==============================
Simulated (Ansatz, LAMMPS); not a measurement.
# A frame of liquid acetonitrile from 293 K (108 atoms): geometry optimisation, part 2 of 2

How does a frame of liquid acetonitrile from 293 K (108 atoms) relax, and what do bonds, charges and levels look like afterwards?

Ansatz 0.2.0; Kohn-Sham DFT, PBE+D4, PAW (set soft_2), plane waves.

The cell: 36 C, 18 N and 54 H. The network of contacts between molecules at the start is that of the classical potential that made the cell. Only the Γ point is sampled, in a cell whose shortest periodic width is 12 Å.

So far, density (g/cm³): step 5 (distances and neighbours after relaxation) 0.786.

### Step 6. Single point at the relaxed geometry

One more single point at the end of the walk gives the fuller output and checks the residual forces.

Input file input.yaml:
==============================

Nothing but the lines from the start of the data through the line holding "Ansatz 0.2.0; Kohn-Sham" should be restated, and each one exactly.

*EXERCISE OUTPUT:*
Simulated (Ansatz, LAMMPS); not a measurement.
# A frame of liquid acetonitrile from 293 K (108 atoms): geometry optimisation, part 2 of 2

How does a frame of liquid acetonitrile from 293 K (108 atoms) relax, and what do bonds, charges and levels look like afterwards?

Ansatz 0.2.0; Kohn-Sham DFT, PBE+D4, PAW (set soft_2), plane waves.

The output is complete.